━━━━━━━━━━━━━━━━

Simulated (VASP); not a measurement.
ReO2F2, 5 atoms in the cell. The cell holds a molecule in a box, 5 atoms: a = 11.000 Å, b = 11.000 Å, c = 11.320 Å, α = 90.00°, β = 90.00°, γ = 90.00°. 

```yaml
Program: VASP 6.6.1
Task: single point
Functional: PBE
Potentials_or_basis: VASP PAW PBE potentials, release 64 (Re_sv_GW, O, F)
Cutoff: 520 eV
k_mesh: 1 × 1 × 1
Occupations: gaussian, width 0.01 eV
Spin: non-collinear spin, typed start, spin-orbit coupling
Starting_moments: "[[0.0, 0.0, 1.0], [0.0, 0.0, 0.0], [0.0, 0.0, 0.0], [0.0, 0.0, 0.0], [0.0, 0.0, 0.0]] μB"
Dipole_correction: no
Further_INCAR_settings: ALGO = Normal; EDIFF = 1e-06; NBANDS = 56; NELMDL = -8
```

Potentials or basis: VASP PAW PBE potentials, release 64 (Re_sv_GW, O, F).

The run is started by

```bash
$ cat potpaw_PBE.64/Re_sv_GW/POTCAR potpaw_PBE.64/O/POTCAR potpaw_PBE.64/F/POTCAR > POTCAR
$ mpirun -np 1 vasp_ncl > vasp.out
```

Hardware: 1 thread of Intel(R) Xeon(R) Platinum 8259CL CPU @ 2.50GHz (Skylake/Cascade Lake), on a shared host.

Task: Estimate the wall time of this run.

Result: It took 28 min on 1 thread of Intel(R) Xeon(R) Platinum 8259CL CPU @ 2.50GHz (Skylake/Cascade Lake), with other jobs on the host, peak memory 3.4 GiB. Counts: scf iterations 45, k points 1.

━━━━━━━━━━━━━━━━

* ASSIGNED TASK *
Look back at the entries above. Retype the line with "The run is started by", the line with "Task: Estimate the wall time of this run.", and all lines in between.

* TASK RESPONSE *
The run is started by

```bash
$ cat potpaw_PBE.64/Re_sv_GW/POTCAR potpaw_PBE.64/O/POTCAR potpaw_PBE.64/F/POTCAR > POTCAR
$ mpirun -np 1 vasp_ncl > vasp.out
```

Hardware: 1 thread of Intel(R) Xeon(R) Platinum 8259CL CPU @ 2.50GHz (Skylake/Cascade Lake), on a shared host.

Task: Estimate the wall time of this run.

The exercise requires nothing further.